| Brief |
Everything from the first line of the material below through the line containing "Pressure -9.7 GPa;" is to be printed exactly, and nothing more.

....
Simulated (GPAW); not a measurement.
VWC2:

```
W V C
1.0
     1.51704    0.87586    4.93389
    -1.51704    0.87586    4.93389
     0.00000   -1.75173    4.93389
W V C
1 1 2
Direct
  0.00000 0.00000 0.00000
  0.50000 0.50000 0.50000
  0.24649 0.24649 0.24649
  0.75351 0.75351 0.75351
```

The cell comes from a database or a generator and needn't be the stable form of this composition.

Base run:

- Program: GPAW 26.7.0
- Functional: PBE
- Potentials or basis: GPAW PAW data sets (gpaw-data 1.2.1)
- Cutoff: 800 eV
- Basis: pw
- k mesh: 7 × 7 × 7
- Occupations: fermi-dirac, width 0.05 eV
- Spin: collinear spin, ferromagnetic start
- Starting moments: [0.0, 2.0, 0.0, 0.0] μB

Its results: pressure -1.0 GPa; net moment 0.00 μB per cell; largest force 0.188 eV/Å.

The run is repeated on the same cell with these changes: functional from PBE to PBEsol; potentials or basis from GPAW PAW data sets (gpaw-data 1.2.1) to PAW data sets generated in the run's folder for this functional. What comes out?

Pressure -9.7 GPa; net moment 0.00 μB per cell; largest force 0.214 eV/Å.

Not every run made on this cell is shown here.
....

| Task answer |
Simulated (GPAW); not a measurement.
VWC2:

```
W V C
1.0
     1.51704    0.87586    4.93389
    -1.51704    0.87586    4.93389
     0.00000   -1.75173    4.93389
W V C
1 1 2
Direct
  0.00000 0.00000 0.00000
  0.50000 0.50000 0.50000
  0.24649 0.24649 0.24649
  0.75351 0.75351 0.75351
```

The cell comes from a database or a generator and needn't be the stable form of this composition.

Base run:

- Program: GPAW 26.7.0
- Functional: PBE
- Potentials or basis: GPAW PAW data sets (gpaw-data 1.2.1)
- Cutoff: 800 eV
- Basis: pw
- k mesh: 7 × 7 × 7
- Occupations: fermi-dirac, width 0.05 eV
- Spin: collinear spin, ferromagnetic start
- Starting moments: [0.0, 2.0, 0.0, 0.0] μB

Its results: pressure -1.0 GPa; net moment 0.00 μB per cell; largest force 0.188 eV/Å.

The run is repeated on the same cell with these changes: functional from PBE to PBEsol; potentials or basis from GPAW PAW data sets (gpaw-data 1.2.1) to PAW data sets generated in the run's folder for this functional. What comes out?

Pressure -9.7 GPa; net moment 0.00 μB per cell; largest force 0.214 eV/Å.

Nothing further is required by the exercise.